Supplied material:
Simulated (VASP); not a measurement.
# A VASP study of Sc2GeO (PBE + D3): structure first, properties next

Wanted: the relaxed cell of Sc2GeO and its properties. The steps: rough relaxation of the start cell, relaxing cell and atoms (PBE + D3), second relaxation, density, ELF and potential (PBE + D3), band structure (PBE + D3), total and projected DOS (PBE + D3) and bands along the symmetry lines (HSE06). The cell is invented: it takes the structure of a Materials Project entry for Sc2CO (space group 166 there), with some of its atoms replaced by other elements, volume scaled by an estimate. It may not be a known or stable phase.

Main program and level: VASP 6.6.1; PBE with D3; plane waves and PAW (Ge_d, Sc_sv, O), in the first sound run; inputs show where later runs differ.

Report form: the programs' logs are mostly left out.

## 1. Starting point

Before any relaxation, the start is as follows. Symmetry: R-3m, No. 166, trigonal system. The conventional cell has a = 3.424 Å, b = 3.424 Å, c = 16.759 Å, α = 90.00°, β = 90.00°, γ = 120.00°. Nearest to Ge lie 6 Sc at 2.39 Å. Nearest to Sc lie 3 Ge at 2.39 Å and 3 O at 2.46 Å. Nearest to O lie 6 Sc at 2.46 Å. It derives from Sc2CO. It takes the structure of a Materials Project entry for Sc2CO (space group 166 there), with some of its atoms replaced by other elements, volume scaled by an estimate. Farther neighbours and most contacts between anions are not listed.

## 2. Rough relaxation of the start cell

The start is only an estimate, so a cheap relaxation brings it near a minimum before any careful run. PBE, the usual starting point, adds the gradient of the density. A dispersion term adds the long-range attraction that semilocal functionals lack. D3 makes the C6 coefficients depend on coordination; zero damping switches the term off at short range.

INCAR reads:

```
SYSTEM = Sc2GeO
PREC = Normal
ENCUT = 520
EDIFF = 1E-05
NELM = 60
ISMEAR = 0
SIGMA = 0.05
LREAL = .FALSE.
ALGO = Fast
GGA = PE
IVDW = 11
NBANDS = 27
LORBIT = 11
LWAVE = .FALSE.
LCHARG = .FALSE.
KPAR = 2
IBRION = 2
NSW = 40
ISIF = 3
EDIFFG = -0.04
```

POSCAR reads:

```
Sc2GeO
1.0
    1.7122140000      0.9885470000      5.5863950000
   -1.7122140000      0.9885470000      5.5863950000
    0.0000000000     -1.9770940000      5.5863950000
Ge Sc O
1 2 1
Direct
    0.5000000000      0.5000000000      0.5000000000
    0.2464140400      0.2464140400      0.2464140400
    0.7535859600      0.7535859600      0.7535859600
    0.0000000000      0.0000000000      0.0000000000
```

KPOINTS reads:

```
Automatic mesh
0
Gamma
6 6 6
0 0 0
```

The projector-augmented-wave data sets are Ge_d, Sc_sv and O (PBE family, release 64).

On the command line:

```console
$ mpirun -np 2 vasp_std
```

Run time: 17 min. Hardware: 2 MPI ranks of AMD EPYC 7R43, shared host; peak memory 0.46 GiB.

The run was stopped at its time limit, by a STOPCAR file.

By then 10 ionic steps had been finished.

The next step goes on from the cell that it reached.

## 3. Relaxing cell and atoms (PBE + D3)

Action item: Everything from the first line of the records through the line holding "## 1. Starting point" is to be transcribed exactly; leave out all other lines.

Result:
Simulated (VASP); not a measurement.
# A VASP study of Sc2GeO (PBE + D3): structure first, properties next

Wanted: the relaxed cell of Sc2GeO and its properties. The steps: rough relaxation of the start cell, relaxing cell and atoms (PBE + D3), second relaxation, density, ELF and potential (PBE + D3), band structure (PBE + D3), total and projected DOS (PBE + D3) and bands along the symmetry lines (HSE06). The cell is invented: it takes the structure of a Materials Project entry for Sc2CO (space group 166 there), with some of its atoms replaced by other elements, volume scaled by an estimate. It may not be a known or stable phase.

Main program and level: VASP 6.6.1; PBE with D3; plane waves and PAW (Ge_d, Sc_sv, O), in the first sound run; inputs show where later runs differ.

Report form: the programs' logs are mostly left out.

## 1. Starting point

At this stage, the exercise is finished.